================

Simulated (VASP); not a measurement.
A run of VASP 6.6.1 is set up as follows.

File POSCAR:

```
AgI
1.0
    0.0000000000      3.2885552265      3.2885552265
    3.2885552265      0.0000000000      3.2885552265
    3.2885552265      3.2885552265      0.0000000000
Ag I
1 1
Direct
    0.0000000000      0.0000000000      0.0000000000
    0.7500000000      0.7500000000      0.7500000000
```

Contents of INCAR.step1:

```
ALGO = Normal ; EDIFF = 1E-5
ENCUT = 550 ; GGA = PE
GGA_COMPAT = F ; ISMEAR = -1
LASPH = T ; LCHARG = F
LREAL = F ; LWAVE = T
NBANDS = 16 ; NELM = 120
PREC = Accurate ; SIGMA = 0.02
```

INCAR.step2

================

_Work instruction:_
Every record, copied exactly, is the expected answer.

_Task output:_
Simulated (VASP); not a measurement.
A run of VASP 6.6.1 is set up as follows.

File POSCAR:

```
AgI
1.0
    0.0000000000      3.2885552265      3.2885552265
    3.2885552265      0.0000000000      3.2885552265
    3.2885552265      3.2885552265      0.0000000000
Ag I
1 1
Direct
    0.0000000000      0.0000000000      0.0000000000
    0.7500000000      0.7500000000      0.7500000000
```

Contents of INCAR.step1:

```
ALGO = Normal ; EDIFF = 1E-5
ENCUT = 550 ; GGA = PE
GGA_COMPAT = F ; ISMEAR = -1
LASPH = T ; LCHARG = F
LREAL = F ; LWAVE = T
NBANDS = 16 ; NELM = 120
PREC = Accurate ; SIGMA = 0.02
```

INCAR.step2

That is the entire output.